┏━━

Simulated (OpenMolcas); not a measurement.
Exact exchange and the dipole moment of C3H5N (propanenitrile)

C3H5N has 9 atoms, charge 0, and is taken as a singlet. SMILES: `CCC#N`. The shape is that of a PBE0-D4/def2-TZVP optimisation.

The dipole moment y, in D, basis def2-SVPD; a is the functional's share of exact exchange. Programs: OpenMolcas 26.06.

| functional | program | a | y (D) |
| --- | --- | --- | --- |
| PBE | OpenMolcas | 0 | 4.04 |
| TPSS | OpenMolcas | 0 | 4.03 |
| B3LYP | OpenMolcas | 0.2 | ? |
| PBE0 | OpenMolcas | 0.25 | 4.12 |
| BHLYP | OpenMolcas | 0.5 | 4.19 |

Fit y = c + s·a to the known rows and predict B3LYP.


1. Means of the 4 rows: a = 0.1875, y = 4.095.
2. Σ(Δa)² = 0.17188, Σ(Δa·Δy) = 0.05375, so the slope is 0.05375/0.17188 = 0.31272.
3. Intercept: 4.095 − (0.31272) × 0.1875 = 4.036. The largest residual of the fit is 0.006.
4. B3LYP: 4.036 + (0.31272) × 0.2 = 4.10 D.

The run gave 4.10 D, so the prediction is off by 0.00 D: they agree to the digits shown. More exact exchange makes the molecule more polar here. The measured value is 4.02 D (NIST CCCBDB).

┗━━

» **Assignment**: Transcribe the lines above between the line holding "The dipole moment y, in" and the line holding "4. B3LYP: 4.036 + (0.31272) × 0.2 = 4.10 D.", inclusive, exactly as they stand and with nothing added.

» **Answer box**:
The dipole moment y, in D, basis def2-SVPD; a is the functional's share of exact exchange. Programs: OpenMolcas 26.06.

| functional | program | a | y (D) |
| --- | --- | --- | --- |
| PBE | OpenMolcas | 0 | 4.04 |
| TPSS | OpenMolcas | 0 | 4.03 |
| B3LYP | OpenMolcas | 0.2 | ? |
| PBE0 | OpenMolcas | 0.25 | 4.12 |
| BHLYP | OpenMolcas | 0.5 | 4.19 |

Fit y = c + s·a to the known rows and predict B3LYP.


1. Means of the 4 rows: a = 0.1875, y = 4.095.
2. Σ(Δa)² = 0.17188, Σ(Δa·Δy) = 0.05375, so the slope is 0.05375/0.17188 = 0.31272.
3. Intercept: 4.095 − (0.31272) × 0.1875 = 4.036. The largest residual of the fit is 0.006.
4. B3LYP: 4.036 + (0.31272) × 0.2 = 4.10 D.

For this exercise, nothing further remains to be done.